Data excerpts:
● ● ● ● ● ● ●
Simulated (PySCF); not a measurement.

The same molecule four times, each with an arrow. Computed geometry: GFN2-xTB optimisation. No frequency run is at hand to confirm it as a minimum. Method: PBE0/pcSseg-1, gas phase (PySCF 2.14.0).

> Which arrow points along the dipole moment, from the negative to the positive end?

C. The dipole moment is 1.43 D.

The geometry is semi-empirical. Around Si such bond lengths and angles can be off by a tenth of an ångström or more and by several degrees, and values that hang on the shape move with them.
● ● ● ● ● ● ●

Work item:
Out of the material above, output word for word the line with "the positive end?", the line with "C. The dipole moment is 1.43 D.", and all lines between them, with nothing else.

Response area:
> Which arrow points along the dipole moment, from the negative to the positive end?

C. The dipole moment is 1.43 D.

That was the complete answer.